DATA FOR REVIEW:
^^^^^^^^
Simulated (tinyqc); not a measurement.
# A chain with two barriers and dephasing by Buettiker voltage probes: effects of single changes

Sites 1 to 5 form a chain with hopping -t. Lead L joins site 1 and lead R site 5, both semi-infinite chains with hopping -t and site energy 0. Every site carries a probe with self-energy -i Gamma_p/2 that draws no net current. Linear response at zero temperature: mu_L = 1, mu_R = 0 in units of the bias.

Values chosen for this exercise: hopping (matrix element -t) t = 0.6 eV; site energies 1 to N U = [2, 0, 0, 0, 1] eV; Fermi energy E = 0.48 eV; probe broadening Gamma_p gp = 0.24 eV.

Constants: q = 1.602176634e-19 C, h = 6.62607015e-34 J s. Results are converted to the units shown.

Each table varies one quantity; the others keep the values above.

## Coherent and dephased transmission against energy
^^^^^^^^

Beginning with the very first line of the material above, give each line again exactly, ending with the line that contains "Each table varies".

RESPONSE BOX:
Simulated (tinyqc); not a measurement.
# A chain with two barriers and dephasing by Buettiker voltage probes: effects of single changes

Sites 1 to 5 form a chain with hopping -t. Lead L joins site 1 and lead R site 5, both semi-infinite chains with hopping -t and site energy 0. Every site carries a probe with self-energy -i Gamma_p/2 that draws no net current. Linear response at zero temperature: mu_L = 1, mu_R = 0 in units of the bias.

Values chosen for this exercise: hopping (matrix element -t) t = 0.6 eV; site energies 1 to N U = [2, 0, 0, 0, 1] eV; Fermi energy E = 0.48 eV; probe broadening Gamma_p gp = 0.24 eV.

Constants: q = 1.602176634e-19 C, h = 6.62607015e-34 J s. Results are converted to the units shown.

Each table varies one quantity; the others keep the values above.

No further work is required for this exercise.